━━ STUDY MATERIAL

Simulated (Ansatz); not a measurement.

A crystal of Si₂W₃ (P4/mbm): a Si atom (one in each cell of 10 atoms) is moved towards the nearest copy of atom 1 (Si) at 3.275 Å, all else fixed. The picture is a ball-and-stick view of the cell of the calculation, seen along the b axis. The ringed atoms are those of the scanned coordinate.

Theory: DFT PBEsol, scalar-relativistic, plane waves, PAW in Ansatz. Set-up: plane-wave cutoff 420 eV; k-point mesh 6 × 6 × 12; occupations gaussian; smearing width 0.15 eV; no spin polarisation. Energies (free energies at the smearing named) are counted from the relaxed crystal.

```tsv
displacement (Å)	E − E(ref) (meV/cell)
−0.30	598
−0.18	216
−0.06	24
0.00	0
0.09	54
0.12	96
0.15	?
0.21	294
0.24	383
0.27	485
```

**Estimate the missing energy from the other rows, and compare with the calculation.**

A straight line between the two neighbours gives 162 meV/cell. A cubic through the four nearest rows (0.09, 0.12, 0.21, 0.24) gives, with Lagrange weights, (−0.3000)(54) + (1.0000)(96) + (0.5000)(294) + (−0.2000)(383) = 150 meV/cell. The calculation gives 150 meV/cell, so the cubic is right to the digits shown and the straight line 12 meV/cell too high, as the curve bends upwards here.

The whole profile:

━━━━

→ **EXERCISE**
Find the line with "A crystal of" in the entries above. Retype it and each line after it, exactly, through the line with "A straight line", and stop there.

→ **WRITTEN SOLUTION**
A crystal of Si₂W₃ (P4/mbm): a Si atom (one in each cell of 10 atoms) is moved towards the nearest copy of atom 1 (Si) at 3.275 Å, all else fixed. The picture is a ball-and-stick view of the cell of the calculation, seen along the b axis. The ringed atoms are those of the scanned coordinate.

Theory: DFT PBEsol, scalar-relativistic, plane waves, PAW in Ansatz. Set-up: plane-wave cutoff 420 eV; k-point mesh 6 × 6 × 12; occupations gaussian; smearing width 0.15 eV; no spin polarisation. Energies (free energies at the smearing named) are counted from the relaxed crystal.

```tsv
displacement (Å)	E − E(ref) (meV/cell)
−0.30	598
−0.18	216
−0.06	24
0.00	0
0.09	54
0.12	96
0.15	?
0.21	294
0.24	383
0.27	485
```

**Estimate the missing energy from the other rows, and compare with the calculation.**

A straight line between the two neighbours gives 162 meV/cell. A cubic through the four nearest rows (0.09, 0.12, 0.21, 0.24) gives, with Lagrange weights, (−0.3000)(54) + (1.0000)(96) + (0.5000)(294) + (−0.2000)(383) = 150 meV/cell. The calculation gives 150 meV/cell, so the cubic is right to the digits shown and the straight line 12 meV/cell too high, as the curve bends upwards here.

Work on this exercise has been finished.